TASK ITEM:
Include in the output exactly the lines from the opening of the data through the line containing "Program: VASP 6.6.1.", and nothing more.

DATA FOR REVIEW below:

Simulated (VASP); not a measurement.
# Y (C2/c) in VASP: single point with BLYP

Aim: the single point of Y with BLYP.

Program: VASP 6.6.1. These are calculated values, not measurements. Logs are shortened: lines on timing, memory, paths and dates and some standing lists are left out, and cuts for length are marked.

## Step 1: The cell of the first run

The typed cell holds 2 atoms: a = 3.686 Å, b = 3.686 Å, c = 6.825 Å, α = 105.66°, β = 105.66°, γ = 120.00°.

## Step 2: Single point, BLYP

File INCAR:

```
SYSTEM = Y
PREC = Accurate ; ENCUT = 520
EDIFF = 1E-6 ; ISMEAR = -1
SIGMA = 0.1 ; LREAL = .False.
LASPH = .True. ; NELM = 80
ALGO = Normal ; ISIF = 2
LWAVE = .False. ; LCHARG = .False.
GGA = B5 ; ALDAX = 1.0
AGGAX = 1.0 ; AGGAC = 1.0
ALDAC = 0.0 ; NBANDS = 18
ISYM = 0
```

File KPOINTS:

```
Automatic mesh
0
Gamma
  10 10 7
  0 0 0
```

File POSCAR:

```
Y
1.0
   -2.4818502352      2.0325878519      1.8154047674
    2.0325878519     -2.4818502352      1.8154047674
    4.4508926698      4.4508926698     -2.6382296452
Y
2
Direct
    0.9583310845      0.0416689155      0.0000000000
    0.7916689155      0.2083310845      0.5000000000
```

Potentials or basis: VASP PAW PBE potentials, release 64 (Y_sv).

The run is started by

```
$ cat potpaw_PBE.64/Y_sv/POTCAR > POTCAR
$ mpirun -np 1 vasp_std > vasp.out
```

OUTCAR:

End of DATA FOR REVIEW.

RESPONSE:
Simulated (VASP); not a measurement.
# Y (C2/c) in VASP: single point with BLYP

Aim: the single point of Y with BLYP.

Program: VASP 6.6.1. These are calculated values, not measurements. Logs are shortened: lines on timing, memory, paths and dates and some standing lists are left out, and cuts for length are marked.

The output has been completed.